══ Extracted data

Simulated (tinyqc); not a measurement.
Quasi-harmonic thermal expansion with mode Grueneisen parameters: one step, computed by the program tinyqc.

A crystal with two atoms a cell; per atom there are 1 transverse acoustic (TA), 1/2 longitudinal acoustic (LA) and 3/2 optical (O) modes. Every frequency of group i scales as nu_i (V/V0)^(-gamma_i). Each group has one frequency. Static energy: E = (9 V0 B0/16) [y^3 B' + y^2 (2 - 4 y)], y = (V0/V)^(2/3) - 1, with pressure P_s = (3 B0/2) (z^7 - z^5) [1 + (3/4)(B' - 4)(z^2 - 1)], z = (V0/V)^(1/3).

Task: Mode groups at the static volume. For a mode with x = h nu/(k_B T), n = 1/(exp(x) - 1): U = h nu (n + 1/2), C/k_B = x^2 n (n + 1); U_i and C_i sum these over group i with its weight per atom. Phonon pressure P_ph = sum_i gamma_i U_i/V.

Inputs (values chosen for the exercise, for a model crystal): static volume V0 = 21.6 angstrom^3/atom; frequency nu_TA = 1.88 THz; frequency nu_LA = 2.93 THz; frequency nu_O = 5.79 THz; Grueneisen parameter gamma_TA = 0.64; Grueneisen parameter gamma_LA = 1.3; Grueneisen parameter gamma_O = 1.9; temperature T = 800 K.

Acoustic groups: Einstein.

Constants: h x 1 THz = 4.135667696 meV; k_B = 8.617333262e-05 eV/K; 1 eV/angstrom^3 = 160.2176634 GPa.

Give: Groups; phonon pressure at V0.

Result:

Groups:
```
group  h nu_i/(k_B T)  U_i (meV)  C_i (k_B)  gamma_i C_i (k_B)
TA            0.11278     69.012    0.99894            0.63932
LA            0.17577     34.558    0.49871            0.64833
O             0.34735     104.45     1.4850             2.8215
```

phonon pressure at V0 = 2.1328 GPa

════

- Assigned task -
Write down, word for word, the lines above from the one containing "A crystal with" through the one containing "Task: Mode groups", both ends included.

- Exercise answer -
A crystal with two atoms a cell; per atom there are 1 transverse acoustic (TA), 1/2 longitudinal acoustic (LA) and 3/2 optical (O) modes. Every frequency of group i scales as nu_i (V/V0)^(-gamma_i). Each group has one frequency. Static energy: E = (9 V0 B0/16) [y^3 B' + y^2 (2 - 4 y)], y = (V0/V)^(2/3) - 1, with pressure P_s = (3 B0/2) (z^7 - z^5) [1 + (3/4)(B' - 4)(z^2 - 1)], z = (V0/V)^(1/3).

Task: Mode groups at the static volume. For a mode with x = h nu/(k_B T), n = 1/(exp(x) - 1): U = h nu (n + 1/2), C/k_B = x^2 n (n + 1); U_i and C_i sum these over group i with its weight per atom. Phonon pressure P_ph = sum_i gamma_i U_i/V.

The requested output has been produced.